ASSIGNMENT
From the first line of the records down to the one that holds "Frames 2 fs", transcribe each line exactly and add nothing.

PROVIDED INFORMATION
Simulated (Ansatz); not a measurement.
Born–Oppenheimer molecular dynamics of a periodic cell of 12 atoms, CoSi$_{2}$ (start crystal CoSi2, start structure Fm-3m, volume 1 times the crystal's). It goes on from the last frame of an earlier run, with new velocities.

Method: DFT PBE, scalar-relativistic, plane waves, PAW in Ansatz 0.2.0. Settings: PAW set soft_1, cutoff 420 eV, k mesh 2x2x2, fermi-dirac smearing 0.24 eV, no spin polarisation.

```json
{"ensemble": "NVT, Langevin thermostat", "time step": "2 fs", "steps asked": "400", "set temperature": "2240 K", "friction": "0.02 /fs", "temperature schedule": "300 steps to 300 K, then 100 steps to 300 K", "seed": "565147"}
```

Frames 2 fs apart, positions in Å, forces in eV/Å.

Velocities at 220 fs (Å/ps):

EXERCISE RESPONSE
Simulated (Ansatz); not a measurement.
Born–Oppenheimer molecular dynamics of a periodic cell of 12 atoms, CoSi$_{2}$ (start crystal CoSi2, start structure Fm-3m, volume 1 times the crystal's). It goes on from the last frame of an earlier run, with new velocities.

Method: DFT PBE, scalar-relativistic, plane waves, PAW in Ansatz 0.2.0. Settings: PAW set soft_1, cutoff 420 eV, k mesh 2x2x2, fermi-dirac smearing 0.24 eV, no spin polarisation.

```json
{"ensemble": "NVT, Langevin thermostat", "time step": "2 fs", "steps asked": "400", "set temperature": "2240 K", "friction": "0.02 /fs", "temperature schedule": "300 steps to 300 K, then 100 steps to 300 K", "seed": "565147"}
```

Frames 2 fs apart, positions in Å, forces in eV/Å.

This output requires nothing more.